| Records shown |
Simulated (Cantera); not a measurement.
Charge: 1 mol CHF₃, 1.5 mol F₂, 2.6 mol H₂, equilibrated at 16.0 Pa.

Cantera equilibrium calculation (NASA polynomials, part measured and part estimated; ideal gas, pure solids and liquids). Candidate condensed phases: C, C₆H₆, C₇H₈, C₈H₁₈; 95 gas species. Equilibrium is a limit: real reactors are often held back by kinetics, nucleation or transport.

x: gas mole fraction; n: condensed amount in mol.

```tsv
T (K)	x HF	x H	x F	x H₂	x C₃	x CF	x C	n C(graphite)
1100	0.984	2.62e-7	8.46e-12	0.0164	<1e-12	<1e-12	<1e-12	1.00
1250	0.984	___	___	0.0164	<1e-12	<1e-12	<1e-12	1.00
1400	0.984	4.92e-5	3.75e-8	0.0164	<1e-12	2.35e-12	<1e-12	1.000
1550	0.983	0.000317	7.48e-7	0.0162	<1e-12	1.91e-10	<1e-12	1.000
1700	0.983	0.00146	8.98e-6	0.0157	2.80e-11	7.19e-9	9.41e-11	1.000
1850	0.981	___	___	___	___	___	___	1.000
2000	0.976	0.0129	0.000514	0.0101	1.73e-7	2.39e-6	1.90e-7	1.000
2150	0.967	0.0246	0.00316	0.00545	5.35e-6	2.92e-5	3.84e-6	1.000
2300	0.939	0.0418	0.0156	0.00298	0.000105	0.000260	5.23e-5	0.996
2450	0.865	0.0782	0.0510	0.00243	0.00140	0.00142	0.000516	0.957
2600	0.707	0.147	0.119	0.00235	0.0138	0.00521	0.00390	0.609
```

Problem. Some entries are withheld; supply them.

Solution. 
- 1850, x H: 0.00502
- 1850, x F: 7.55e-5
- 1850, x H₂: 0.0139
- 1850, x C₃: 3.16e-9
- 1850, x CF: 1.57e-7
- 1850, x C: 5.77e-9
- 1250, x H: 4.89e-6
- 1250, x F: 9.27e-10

| Required action |
Would you output, from the records above, exactly the run of lines that starts at the line containing "- 1850, x C₃: 3.16e-9" and ends at the line containing "- 1250, x H: 4.89e-6", and only that run?

| Exercise response |
- 1850, x C₃: 3.16e-9
- 1850, x CF: 1.57e-7
- 1850, x C: 5.77e-9
- 1250, x H: 4.89e-6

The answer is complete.